- _GIVEN DATA_
##########

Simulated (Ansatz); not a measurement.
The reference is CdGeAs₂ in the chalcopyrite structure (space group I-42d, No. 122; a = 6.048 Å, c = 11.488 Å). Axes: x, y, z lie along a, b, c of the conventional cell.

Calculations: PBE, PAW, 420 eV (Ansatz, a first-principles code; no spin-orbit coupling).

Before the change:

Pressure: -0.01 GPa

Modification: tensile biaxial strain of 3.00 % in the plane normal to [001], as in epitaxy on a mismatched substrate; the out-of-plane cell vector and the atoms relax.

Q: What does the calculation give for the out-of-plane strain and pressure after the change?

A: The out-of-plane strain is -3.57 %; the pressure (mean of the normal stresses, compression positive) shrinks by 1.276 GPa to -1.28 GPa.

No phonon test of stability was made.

##########

- _ACTION ITEM_
Begin with the first line of the listing above and write out each line exactly, ending with the line that contains "A: The out-of-plane".

- _RESPONSE_
Simulated (Ansatz); not a measurement.
The reference is CdGeAs₂ in the chalcopyrite structure (space group I-42d, No. 122; a = 6.048 Å, c = 11.488 Å). Axes: x, y, z lie along a, b, c of the conventional cell.

Calculations: PBE, PAW, 420 eV (Ansatz, a first-principles code; no spin-orbit coupling).

Before the change:

Pressure: -0.01 GPa

Modification: tensile biaxial strain of 3.00 % in the plane normal to [001], as in epitaxy on a mismatched substrate; the out-of-plane cell vector and the atoms relax.

Q: What does the calculation give for the out-of-plane strain and pressure after the change?

A: The out-of-plane strain is -3.57 %; the pressure (mean of the normal stresses, compression positive) shrinks by 1.276 GPa to -1.28 GPa.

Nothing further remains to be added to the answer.